*** Opening of Records shown ***

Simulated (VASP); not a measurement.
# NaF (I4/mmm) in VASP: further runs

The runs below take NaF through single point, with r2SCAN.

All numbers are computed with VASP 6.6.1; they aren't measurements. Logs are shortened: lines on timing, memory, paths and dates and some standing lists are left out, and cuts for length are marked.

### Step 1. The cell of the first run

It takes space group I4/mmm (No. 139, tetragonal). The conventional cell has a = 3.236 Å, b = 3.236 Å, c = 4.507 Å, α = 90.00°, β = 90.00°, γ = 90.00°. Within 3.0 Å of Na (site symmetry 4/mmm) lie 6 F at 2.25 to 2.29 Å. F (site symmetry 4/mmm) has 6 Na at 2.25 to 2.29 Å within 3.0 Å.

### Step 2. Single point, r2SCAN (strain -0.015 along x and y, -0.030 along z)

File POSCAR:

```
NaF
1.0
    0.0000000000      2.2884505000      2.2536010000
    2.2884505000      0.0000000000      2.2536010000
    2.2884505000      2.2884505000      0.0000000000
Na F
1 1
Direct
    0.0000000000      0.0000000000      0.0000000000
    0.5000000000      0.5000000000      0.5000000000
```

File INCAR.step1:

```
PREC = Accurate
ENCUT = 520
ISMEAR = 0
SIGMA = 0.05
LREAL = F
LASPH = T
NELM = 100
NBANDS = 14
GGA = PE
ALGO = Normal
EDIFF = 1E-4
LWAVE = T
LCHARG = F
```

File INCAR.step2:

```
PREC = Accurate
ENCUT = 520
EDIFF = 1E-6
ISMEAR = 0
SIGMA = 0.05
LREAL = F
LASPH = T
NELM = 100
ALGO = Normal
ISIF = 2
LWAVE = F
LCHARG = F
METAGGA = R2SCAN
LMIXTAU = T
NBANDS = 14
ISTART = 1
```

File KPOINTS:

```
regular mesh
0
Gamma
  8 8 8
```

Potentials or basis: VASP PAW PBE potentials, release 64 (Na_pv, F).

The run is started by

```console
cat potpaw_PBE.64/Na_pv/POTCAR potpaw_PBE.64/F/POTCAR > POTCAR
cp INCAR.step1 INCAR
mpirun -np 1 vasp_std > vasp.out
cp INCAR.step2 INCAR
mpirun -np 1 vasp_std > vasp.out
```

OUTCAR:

*** Close of Records shown ***

■ Work instruction: Begin with the first line of the records and reproduce each line as is, ending with the line that holds "### Step 1. The cell of the first run".

■ Task output:
Simulated (VASP); not a measurement.
# NaF (I4/mmm) in VASP: further runs

The runs below take NaF through single point, with r2SCAN.

All numbers are computed with VASP 6.6.1; they aren't measurements. Logs are shortened: lines on timing, memory, paths and dates and some standing lists are left out, and cuts for length are marked.

### Step 1. The cell of the first run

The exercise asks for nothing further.